(Beginning of ENTRIES PROVIDED)

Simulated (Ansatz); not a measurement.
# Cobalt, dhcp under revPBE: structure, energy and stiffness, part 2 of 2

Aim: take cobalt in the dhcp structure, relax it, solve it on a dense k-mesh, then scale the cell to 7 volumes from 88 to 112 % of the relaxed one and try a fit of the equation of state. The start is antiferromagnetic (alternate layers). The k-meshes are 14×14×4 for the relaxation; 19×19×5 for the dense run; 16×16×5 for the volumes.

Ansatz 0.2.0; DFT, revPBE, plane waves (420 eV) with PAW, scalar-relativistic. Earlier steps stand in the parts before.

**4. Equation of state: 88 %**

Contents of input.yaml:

(End of ENTRIES PROVIDED)

WORK TASK: For each line shown above, write an exact copy.

EXPECTED ANSWER:
Simulated (Ansatz); not a measurement.
# Cobalt, dhcp under revPBE: structure, energy and stiffness, part 2 of 2

Aim: take cobalt in the dhcp structure, relax it, solve it on a dense k-mesh, then scale the cell to 7 volumes from 88 to 112 % of the relaxed one and try a fit of the equation of state. The start is antiferromagnetic (alternate layers). The k-meshes are 14×14×4 for the relaxation; 19×19×5 for the dense run; 16×16×5 for the volumes.

Ansatz 0.2.0; DFT, revPBE, plane waves (420 eV) with PAW, scalar-relativistic. Earlier steps stand in the parts before.

**4. Equation of state: 88 %**

Contents of input.yaml:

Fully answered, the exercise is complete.